STORED DATA:
* * * * *

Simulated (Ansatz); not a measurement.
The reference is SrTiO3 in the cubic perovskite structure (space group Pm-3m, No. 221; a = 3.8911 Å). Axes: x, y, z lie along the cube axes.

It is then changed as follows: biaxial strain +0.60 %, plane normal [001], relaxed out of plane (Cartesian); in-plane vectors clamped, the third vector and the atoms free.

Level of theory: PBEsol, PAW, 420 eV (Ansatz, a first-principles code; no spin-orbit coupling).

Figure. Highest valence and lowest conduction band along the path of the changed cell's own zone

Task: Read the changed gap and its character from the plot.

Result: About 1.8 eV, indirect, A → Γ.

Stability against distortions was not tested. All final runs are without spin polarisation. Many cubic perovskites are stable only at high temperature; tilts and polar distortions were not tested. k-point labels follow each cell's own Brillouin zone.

* * * * *

EXERCISE:
From the opening line of the data above through the line that contains "Result: About 1.8 eV, indirect, A → Γ.", please print each line as it stands and only those lines.

RESULT:
Simulated (Ansatz); not a measurement.
The reference is SrTiO3 in the cubic perovskite structure (space group Pm-3m, No. 221; a = 3.8911 Å). Axes: x, y, z lie along the cube axes.

It is then changed as follows: biaxial strain +0.60 %, plane normal [001], relaxed out of plane (Cartesian); in-plane vectors clamped, the third vector and the atoms free.

Level of theory: PBEsol, PAW, 420 eV (Ansatz, a first-principles code; no spin-orbit coupling).

Figure. Highest valence and lowest conduction band along the path of the changed cell's own zone

Task: Read the changed gap and its character from the plot.

Result: About 1.8 eV, indirect, A → Γ.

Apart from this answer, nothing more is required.